▸ **Requirement**
In the records that follow, the lines from the one containing "and atoms |" to the one containing "Estimate the wall time of this run.", inclusive, are to be given again exactly.

(Entries shown Opens)

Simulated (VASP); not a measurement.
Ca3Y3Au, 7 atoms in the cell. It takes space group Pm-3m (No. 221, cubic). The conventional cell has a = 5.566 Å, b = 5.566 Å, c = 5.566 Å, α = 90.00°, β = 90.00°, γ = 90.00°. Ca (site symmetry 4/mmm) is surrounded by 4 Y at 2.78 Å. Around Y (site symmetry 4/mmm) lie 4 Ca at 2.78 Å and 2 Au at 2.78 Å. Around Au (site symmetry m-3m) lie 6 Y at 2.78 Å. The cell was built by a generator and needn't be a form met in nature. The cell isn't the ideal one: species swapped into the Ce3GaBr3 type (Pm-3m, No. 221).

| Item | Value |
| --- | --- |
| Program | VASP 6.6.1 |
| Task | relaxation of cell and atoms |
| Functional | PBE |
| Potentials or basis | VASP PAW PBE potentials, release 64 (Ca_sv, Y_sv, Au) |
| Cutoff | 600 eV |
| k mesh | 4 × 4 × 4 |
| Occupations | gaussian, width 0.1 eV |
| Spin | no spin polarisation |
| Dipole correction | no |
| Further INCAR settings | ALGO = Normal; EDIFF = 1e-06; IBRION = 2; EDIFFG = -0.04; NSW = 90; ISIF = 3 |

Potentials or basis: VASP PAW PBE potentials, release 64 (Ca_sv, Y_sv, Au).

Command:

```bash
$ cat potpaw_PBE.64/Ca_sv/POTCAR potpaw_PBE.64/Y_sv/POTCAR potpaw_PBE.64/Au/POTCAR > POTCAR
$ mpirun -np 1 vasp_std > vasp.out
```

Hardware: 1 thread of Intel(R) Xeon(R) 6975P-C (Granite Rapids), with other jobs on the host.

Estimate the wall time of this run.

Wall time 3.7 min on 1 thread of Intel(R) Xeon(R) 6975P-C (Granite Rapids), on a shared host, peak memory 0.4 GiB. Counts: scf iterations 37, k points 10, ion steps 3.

(Entries shown Closes)

▸ **Expected answer**
| Task | relaxation of cell and atoms |
| Functional | PBE |
| Potentials or basis | VASP PAW PBE potentials, release 64 (Ca_sv, Y_sv, Au) |
| Cutoff | 600 eV |
| k mesh | 4 × 4 × 4 |
| Occupations | gaussian, width 0.1 eV |
| Spin | no spin polarisation |
| Dipole correction | no |
| Further INCAR settings | ALGO = Normal; EDIFF = 1e-06; IBRION = 2; EDIFFG = -0.04; NSW = 90; ISIF = 3 |

Potentials or basis: VASP PAW PBE potentials, release 64 (Ca_sv, Y_sv, Au).

Command:

```bash
$ cat potpaw_PBE.64/Ca_sv/POTCAR potpaw_PBE.64/Y_sv/POTCAR potpaw_PBE.64/Au/POTCAR > POTCAR
$ mpirun -np 1 vasp_std > vasp.out
```

Hardware: 1 thread of Intel(R) Xeon(R) 6975P-C (Granite Rapids), with other jobs on the host.

Estimate the wall time of this run.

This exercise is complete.